* Work request
Your task is to retype the listing word for word.

* Provided material
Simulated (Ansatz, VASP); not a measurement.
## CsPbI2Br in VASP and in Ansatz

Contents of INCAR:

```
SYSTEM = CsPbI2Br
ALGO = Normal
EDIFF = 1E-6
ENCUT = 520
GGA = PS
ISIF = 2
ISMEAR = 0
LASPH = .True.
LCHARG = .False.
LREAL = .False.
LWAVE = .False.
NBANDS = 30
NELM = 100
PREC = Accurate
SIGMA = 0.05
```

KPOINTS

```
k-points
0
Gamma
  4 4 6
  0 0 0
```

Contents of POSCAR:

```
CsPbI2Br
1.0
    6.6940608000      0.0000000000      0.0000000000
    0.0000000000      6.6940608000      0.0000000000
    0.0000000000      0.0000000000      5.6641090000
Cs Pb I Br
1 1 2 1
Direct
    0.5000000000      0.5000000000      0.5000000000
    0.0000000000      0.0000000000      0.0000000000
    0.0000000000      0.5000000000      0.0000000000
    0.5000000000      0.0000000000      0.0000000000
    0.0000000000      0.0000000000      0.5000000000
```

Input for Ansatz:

* Solution
Simulated (Ansatz, VASP); not a measurement.
## CsPbI2Br in VASP and in Ansatz

Contents of INCAR:

```
SYSTEM = CsPbI2Br
ALGO = Normal
EDIFF = 1E-6
ENCUT = 520
GGA = PS
ISIF = 2
ISMEAR = 0
LASPH = .True.
LCHARG = .False.
LREAL = .False.
LWAVE = .False.
NBANDS = 30
NELM = 100
PREC = Accurate
SIGMA = 0.05
```

KPOINTS

```
k-points
0
Gamma
  4 4 6
  0 0 0
```

Contents of POSCAR:

```
CsPbI2Br
1.0
    6.6940608000      0.0000000000      0.0000000000
    0.0000000000      6.6940608000      0.0000000000
    0.0000000000      0.0000000000      5.6641090000
Cs Pb I Br
1 1 2 1
Direct
    0.5000000000      0.5000000000      0.5000000000
    0.0000000000      0.0000000000      0.0000000000
    0.0000000000      0.5000000000      0.0000000000
    0.5000000000      0.0000000000      0.0000000000
    0.0000000000      0.0000000000      0.5000000000
```

Input for Ansatz:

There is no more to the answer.